• **ASSIGNED TASK**
Please give an exact transcription of the records shown below.

※ ※ ※

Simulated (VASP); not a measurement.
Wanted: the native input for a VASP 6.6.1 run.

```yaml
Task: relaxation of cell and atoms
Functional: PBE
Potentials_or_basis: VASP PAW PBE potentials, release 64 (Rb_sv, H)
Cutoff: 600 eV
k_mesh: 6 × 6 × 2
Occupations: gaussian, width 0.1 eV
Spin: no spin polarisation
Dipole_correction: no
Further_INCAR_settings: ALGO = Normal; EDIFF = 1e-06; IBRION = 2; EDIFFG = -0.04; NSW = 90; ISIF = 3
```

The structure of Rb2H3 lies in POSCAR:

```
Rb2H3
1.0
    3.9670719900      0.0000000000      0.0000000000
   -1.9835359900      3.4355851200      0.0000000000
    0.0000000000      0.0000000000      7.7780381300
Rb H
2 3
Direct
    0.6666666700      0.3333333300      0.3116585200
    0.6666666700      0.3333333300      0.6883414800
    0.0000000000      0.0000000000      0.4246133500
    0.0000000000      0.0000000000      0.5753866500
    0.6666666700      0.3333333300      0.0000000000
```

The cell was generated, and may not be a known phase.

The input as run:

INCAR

※ ※ ※

• **TASK RESULT**
Simulated (VASP); not a measurement.
Wanted: the native input for a VASP 6.6.1 run.

```yaml
Task: relaxation of cell and atoms
Functional: PBE
Potentials_or_basis: VASP PAW PBE potentials, release 64 (Rb_sv, H)
Cutoff: 600 eV
k_mesh: 6 × 6 × 2
Occupations: gaussian, width 0.1 eV
Spin: no spin polarisation
Dipole_correction: no
Further_INCAR_settings: ALGO = Normal; EDIFF = 1e-06; IBRION = 2; EDIFFG = -0.04; NSW = 90; ISIF = 3
```

The structure of Rb2H3 lies in POSCAR:

```
Rb2H3
1.0
    3.9670719900      0.0000000000      0.0000000000
   -1.9835359900      3.4355851200      0.0000000000
    0.0000000000      0.0000000000      7.7780381300
Rb H
2 3
Direct
    0.6666666700      0.3333333300      0.3116585200
    0.6666666700      0.3333333300      0.6883414800
    0.0000000000      0.0000000000      0.4246133500
    0.0000000000      0.0000000000      0.5753866500
    0.6666666700      0.3333333300      0.0000000000
```

The cell was generated, and may not be a known phase.

The input as run:

INCAR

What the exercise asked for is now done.